EXTRACTED INFORMATION below:

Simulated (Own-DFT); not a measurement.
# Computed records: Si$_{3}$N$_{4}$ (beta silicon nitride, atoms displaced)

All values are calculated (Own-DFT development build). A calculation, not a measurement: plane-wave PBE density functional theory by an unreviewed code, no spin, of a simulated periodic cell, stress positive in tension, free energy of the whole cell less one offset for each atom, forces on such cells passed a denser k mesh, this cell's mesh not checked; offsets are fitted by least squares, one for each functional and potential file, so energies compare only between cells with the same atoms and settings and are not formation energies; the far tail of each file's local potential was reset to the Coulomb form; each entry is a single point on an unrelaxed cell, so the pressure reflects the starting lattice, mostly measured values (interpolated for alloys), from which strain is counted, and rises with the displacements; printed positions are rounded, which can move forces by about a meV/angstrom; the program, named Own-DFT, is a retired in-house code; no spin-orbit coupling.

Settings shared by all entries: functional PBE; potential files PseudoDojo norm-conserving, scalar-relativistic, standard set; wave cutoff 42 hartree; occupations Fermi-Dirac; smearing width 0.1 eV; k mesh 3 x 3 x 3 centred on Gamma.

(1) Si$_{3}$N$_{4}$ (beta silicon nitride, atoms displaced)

End of EXTRACTED INFORMATION.

Nothing may be left out: return each entry exactly as it reads.

EXERCISE SOLUTION
Simulated (Own-DFT); not a measurement.
# Computed records: Si$_{3}$N$_{4}$ (beta silicon nitride, atoms displaced)

All values are calculated (Own-DFT development build). A calculation, not a measurement: plane-wave PBE density functional theory by an unreviewed code, no spin, of a simulated periodic cell, stress positive in tension, free energy of the whole cell less one offset for each atom, forces on such cells passed a denser k mesh, this cell's mesh not checked; offsets are fitted by least squares, one for each functional and potential file, so energies compare only between cells with the same atoms and settings and are not formation energies; the far tail of each file's local potential was reset to the Coulomb form; each entry is a single point on an unrelaxed cell, so the pressure reflects the starting lattice, mostly measured values (interpolated for alloys), from which strain is counted, and rises with the displacements; printed positions are rounded, which can move forces by about a meV/angstrom; the program, named Own-DFT, is a retired in-house code; no spin-orbit coupling.

Settings shared by all entries: functional PBE; potential files PseudoDojo norm-conserving, scalar-relativistic, standard set; wave cutoff 42 hartree; occupations Fermi-Dirac; smearing width 0.1 eV; k mesh 3 x 3 x 3 centred on Gamma.

(1) Si$_{3}$N$_{4}$ (beta silicon nitride, atoms displaced)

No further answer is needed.